→ **Assigned task**
Please reproduce the entries below exactly, starting at the first line and ending with the line that holds "The gap is indirect, 4.95".

→ **Given information**
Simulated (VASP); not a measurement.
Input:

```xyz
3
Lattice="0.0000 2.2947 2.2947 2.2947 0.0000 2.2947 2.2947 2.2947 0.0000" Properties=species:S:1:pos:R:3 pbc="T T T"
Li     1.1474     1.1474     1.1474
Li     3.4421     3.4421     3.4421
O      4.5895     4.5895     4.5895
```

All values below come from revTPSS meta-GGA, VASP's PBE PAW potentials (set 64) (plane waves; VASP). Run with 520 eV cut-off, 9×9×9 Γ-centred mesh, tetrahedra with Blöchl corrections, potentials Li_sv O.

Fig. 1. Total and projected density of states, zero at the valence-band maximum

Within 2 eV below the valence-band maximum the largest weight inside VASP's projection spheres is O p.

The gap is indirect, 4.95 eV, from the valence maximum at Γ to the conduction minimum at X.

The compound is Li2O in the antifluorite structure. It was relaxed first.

→ **Written reply**
Simulated (VASP); not a measurement.
Input:

```xyz
3
Lattice="0.0000 2.2947 2.2947 2.2947 0.0000 2.2947 2.2947 2.2947 0.0000" Properties=species:S:1:pos:R:3 pbc="T T T"
Li     1.1474     1.1474     1.1474
Li     3.4421     3.4421     3.4421
O      4.5895     4.5895     4.5895
```

All values below come from revTPSS meta-GGA, VASP's PBE PAW potentials (set 64) (plane waves; VASP). Run with 520 eV cut-off, 9×9×9 Γ-centred mesh, tetrahedra with Blöchl corrections, potentials Li_sv O.

Fig. 1. Total and projected density of states, zero at the valence-band maximum

Within 2 eV below the valence-band maximum the largest weight inside VASP's projection spheres is O p.

The gap is indirect, 4.95 eV, from the valence maximum at Γ to the conduction minimum at X.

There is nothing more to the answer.